*Excerpted data*.
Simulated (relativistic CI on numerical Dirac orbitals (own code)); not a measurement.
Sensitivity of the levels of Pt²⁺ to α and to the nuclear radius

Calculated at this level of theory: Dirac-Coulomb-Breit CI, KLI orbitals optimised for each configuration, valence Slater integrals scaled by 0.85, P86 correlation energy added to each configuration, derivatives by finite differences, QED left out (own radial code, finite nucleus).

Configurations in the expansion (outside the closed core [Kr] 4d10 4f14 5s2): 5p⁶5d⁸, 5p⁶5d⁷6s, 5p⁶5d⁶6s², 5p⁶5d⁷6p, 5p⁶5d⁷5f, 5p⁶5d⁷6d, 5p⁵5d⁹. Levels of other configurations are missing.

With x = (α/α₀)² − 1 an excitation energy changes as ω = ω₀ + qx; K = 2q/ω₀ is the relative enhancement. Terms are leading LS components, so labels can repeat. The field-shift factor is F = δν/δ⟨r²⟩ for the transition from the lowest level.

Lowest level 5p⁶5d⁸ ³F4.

*Work instruction*. The stretch of entries above that starts with the line containing "Sensitivity of the" and goes on through the line containing "Configurations in the" is to be transcribed exactly, and no other line is to be transcribed.

*Written answer*.
Sensitivity of the levels of Pt²⁺ to α and to the nuclear radius

Calculated at this level of theory: Dirac-Coulomb-Breit CI, KLI orbitals optimised for each configuration, valence Slater integrals scaled by 0.85, P86 correlation energy added to each configuration, derivatives by finite differences, QED left out (own radial code, finite nucleus).

Configurations in the expansion (outside the closed core [Kr] 4d10 4f14 5s2): 5p⁶5d⁸, 5p⁶5d⁷6s, 5p⁶5d⁶6s², 5p⁶5d⁷6p, 5p⁶5d⁷5f, 5p⁶5d⁷6d, 5p⁵5d⁹. Levels of other configurations are missing.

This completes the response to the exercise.